Work task >>
Please print all the lines below exactly as they are written.

Entries shown >>
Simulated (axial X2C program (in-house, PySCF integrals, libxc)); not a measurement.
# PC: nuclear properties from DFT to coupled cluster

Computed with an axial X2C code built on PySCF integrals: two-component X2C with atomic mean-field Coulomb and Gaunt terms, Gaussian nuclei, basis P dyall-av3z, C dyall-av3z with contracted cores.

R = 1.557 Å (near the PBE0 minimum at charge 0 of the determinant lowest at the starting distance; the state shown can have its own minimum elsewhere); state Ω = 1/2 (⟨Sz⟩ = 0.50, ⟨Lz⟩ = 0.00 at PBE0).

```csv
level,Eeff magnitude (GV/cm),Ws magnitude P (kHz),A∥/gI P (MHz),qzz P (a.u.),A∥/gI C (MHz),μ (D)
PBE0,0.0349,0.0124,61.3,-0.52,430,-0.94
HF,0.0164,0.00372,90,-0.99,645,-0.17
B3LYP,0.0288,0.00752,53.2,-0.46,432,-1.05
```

Solution >>
Simulated (axial X2C program (in-house, PySCF integrals, libxc)); not a measurement.
# PC: nuclear properties from DFT to coupled cluster

Computed with an axial X2C code built on PySCF integrals: two-component X2C with atomic mean-field Coulomb and Gaunt terms, Gaussian nuclei, basis P dyall-av3z, C dyall-av3z with contracted cores.

R = 1.557 Å (near the PBE0 minimum at charge 0 of the determinant lowest at the starting distance; the state shown can have its own minimum elsewhere); state Ω = 1/2 (⟨Sz⟩ = 0.50, ⟨Lz⟩ = 0.00 at PBE0).

```csv
level,Eeff magnitude (GV/cm),Ws magnitude P (kHz),A∥/gI P (MHz),qzz P (a.u.),A∥/gI C (MHz),μ (D)
PBE0,0.0349,0.0124,61.3,-0.52,430,-0.94
HF,0.0164,0.00372,90,-0.99,645,-0.17
B3LYP,0.0288,0.00752,53.2,-0.46,432,-1.05
```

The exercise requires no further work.